= REQUIREMENT =
Take the listing below and print exactly the lines starting at the line containing "Energy against volume" and ending at the line containing "pressure derivative of the bulk modulus: 4.51", both ends included, and no others.

= DATA EXTRACT =
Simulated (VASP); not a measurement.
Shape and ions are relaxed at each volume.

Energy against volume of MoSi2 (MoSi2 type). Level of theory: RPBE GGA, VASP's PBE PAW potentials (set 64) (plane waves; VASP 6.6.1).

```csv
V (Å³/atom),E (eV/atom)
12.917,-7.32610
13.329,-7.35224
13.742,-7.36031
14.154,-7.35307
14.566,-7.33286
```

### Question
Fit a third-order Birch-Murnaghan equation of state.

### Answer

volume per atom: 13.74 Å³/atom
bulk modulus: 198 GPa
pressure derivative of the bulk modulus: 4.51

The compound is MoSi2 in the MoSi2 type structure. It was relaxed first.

= EXERCISE SOLUTION =
Energy against volume of MoSi2 (MoSi2 type). Level of theory: RPBE GGA, VASP's PBE PAW potentials (set 64) (plane waves; VASP 6.6.1).

```csv
V (Å³/atom),E (eV/atom)
12.917,-7.32610
13.329,-7.35224
13.742,-7.36031
14.154,-7.35307
14.566,-7.33286
```

### Question
Fit a third-order Birch-Murnaghan equation of state.

### Answer

volume per atom: 13.74 Å³/atom
bulk modulus: 198 GPa
pressure derivative of the bulk modulus: 4.51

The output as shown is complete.